• [Work order] Copy the entries out again in full.

○ ○ ○ ○ ○ ○ ○

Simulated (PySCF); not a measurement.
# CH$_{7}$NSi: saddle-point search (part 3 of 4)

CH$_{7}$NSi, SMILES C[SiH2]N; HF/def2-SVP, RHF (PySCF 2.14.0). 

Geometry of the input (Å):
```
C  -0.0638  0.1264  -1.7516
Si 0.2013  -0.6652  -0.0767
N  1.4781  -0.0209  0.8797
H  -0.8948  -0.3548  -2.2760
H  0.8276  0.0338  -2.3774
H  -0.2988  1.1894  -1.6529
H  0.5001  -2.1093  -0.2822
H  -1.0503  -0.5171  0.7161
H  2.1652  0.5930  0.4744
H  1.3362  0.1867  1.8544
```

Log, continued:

○ ○ ○ ○ ○ ○ ○

• [Solution]
Simulated (PySCF); not a measurement.
# CH$_{7}$NSi: saddle-point search (part 3 of 4)

CH$_{7}$NSi, SMILES C[SiH2]N; HF/def2-SVP, RHF (PySCF 2.14.0). 

Geometry of the input (Å):
```
C  -0.0638  0.1264  -1.7516
Si 0.2013  -0.6652  -0.0767
N  1.4781  -0.0209  0.8797
H  -0.8948  -0.3548  -2.2760
H  0.8276  0.0338  -2.3774
H  -0.2988  1.1894  -1.6529
H  0.5001  -2.1093  -0.2822
H  -1.0503  -0.5171  0.7161
H  2.1652  0.5930  0.4744
H  1.3362  0.1867  1.8544
```

Log, continued:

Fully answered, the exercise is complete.